— LISTED RECORDS —
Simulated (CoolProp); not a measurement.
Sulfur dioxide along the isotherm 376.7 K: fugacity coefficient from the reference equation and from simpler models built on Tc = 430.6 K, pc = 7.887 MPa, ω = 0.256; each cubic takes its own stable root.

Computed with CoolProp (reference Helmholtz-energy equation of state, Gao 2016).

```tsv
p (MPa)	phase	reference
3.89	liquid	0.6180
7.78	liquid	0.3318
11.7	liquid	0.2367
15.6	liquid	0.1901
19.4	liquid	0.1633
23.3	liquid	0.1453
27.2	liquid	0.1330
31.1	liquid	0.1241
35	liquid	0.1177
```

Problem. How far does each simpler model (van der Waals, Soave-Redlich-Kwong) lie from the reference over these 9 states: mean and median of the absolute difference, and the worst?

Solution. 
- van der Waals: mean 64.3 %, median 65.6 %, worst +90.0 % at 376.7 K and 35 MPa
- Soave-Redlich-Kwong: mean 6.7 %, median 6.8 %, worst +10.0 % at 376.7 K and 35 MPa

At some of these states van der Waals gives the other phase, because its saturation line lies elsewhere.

— WORK ORDER —
Set down verbatim only the lines between the start of the data above and the line with "Sulfur dioxide along", both boundaries included.

— ANSWER SECTION —
Simulated (CoolProp); not a measurement.
Sulfur dioxide along the isotherm 376.7 K: fugacity coefficient from the reference equation and from simpler models built on Tc = 430.6 K, pc = 7.887 MPa, ω = 0.256; each cubic takes its own stable root.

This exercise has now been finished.